[Data under study]
============
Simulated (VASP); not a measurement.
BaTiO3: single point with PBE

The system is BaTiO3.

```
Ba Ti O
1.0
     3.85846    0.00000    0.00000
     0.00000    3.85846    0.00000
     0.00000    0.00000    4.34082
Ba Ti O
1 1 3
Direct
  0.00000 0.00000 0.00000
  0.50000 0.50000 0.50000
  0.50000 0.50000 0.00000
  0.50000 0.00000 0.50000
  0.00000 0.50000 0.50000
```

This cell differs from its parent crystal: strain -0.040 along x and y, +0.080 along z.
============

[Action item] Your task is to quote the listing above word for word.

[Written reply]
Simulated (VASP); not a measurement.
BaTiO3: single point with PBE

The system is BaTiO3.

```
Ba Ti O
1.0
     3.85846    0.00000    0.00000
     0.00000    3.85846    0.00000
     0.00000    0.00000    4.34082
Ba Ti O
1 1 3
Direct
  0.00000 0.00000 0.00000
  0.50000 0.50000 0.50000
  0.50000 0.50000 0.00000
  0.50000 0.00000 0.50000
  0.00000 0.50000 0.50000
```

This cell differs from its parent crystal: strain -0.040 along x and y, +0.080 along z.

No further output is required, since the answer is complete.